━━━━━━━━

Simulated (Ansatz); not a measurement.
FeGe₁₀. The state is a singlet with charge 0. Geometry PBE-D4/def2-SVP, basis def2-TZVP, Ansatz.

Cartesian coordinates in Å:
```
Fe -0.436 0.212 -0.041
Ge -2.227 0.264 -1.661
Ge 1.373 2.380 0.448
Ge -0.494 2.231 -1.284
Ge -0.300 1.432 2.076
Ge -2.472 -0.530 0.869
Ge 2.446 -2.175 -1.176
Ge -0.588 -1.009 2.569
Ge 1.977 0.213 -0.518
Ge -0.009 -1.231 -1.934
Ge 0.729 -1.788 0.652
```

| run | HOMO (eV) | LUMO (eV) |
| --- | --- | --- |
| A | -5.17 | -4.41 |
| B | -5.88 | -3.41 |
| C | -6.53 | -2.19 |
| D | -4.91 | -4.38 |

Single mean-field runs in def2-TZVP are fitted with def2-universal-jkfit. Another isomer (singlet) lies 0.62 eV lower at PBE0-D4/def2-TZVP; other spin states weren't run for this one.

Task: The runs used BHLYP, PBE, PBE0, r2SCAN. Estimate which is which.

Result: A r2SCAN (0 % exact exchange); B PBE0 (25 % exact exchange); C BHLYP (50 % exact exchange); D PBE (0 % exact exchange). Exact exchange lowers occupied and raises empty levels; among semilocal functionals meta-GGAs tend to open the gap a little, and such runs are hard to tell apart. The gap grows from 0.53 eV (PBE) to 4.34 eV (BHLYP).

━━━━━━━━

§ **REQUIRED ACTION**:
Take the listing above and repeat exactly the lines from the one containing "-4.91 | -4.38 |" through the one containing "Task: The runs", both included.

§ **EXPECTED ANSWER**:
| D | -4.91 | -4.38 |

Single mean-field runs in def2-TZVP are fitted with def2-universal-jkfit. Another isomer (singlet) lies 0.62 eV lower at PBE0-D4/def2-TZVP; other spin states weren't run for this one.

Task: The runs used BHLYP, PBE, PBE0, r2SCAN. Estimate which is which.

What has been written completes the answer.